→ Exercise: Return verbatim every line from the first line of the data below to the line that contains "2.3 | -0.17 |", inclusive, and no further.

→ Record extracts:
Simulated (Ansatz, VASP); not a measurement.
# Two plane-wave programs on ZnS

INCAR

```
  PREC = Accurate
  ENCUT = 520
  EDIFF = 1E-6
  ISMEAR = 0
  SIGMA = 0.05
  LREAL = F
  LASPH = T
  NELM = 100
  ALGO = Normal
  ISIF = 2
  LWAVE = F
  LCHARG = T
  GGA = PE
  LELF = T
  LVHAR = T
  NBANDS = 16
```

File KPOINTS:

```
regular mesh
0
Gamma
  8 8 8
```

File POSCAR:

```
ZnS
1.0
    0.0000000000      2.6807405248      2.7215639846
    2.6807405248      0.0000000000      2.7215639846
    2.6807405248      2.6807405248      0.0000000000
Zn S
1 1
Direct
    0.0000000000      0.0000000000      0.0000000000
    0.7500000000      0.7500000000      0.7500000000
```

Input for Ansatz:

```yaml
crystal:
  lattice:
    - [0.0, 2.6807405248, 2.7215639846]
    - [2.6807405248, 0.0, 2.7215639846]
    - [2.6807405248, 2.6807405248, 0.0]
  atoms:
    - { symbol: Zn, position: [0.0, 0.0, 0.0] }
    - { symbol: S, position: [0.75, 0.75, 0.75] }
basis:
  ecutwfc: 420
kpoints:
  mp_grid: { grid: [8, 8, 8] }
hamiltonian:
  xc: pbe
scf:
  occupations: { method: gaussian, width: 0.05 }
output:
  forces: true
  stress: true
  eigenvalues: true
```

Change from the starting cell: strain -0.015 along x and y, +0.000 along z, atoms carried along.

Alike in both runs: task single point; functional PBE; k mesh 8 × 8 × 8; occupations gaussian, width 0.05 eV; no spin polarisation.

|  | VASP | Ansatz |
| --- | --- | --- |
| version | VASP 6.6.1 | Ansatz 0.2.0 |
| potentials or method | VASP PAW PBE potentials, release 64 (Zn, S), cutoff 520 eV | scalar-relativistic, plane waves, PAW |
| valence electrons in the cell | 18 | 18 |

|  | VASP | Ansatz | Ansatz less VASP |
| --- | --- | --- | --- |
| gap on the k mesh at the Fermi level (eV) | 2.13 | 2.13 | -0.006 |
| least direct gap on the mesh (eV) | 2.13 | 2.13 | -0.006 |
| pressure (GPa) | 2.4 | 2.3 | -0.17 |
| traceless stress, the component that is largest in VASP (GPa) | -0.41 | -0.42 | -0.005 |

→ Task output:
Simulated (Ansatz, VASP); not a measurement.
# Two plane-wave programs on ZnS

INCAR

```
  PREC = Accurate
  ENCUT = 520
  EDIFF = 1E-6
  ISMEAR = 0
  SIGMA = 0.05
  LREAL = F
  LASPH = T
  NELM = 100
  ALGO = Normal
  ISIF = 2
  LWAVE = F
  LCHARG = T
  GGA = PE
  LELF = T
  LVHAR = T
  NBANDS = 16
```

File KPOINTS:

```
regular mesh
0
Gamma
  8 8 8
```

File POSCAR:

```
ZnS
1.0
    0.0000000000      2.6807405248      2.7215639846
    2.6807405248      0.0000000000      2.7215639846
    2.6807405248      2.6807405248      0.0000000000
Zn S
1 1
Direct
    0.0000000000      0.0000000000      0.0000000000
    0.7500000000      0.7500000000      0.7500000000
```

Input for Ansatz:

```yaml
crystal:
  lattice:
    - [0.0, 2.6807405248, 2.7215639846]
    - [2.6807405248, 0.0, 2.7215639846]
    - [2.6807405248, 2.6807405248, 0.0]
  atoms:
    - { symbol: Zn, position: [0.0, 0.0, 0.0] }
    - { symbol: S, position: [0.75, 0.75, 0.75] }
basis:
  ecutwfc: 420
kpoints:
  mp_grid: { grid: [8, 8, 8] }
hamiltonian:
  xc: pbe
scf:
  occupations: { method: gaussian, width: 0.05 }
output:
  forces: true
  stress: true
  eigenvalues: true
```

Change from the starting cell: strain -0.015 along x and y, +0.000 along z, atoms carried along.

Alike in both runs: task single point; functional PBE; k mesh 8 × 8 × 8; occupations gaussian, width 0.05 eV; no spin polarisation.

|  | VASP | Ansatz |
| --- | --- | --- |
| version | VASP 6.6.1 | Ansatz 0.2.0 |
| potentials or method | VASP PAW PBE potentials, release 64 (Zn, S), cutoff 520 eV | scalar-relativistic, plane waves, PAW |
| valence electrons in the cell | 18 | 18 |

|  | VASP | Ansatz | Ansatz less VASP |
| --- | --- | --- | --- |
| gap on the k mesh at the Fermi level (eV) | 2.13 | 2.13 | -0.006 |
| least direct gap on the mesh (eV) | 2.13 | 2.13 | -0.006 |
| pressure (GPa) | 2.4 | 2.3 | -0.17 |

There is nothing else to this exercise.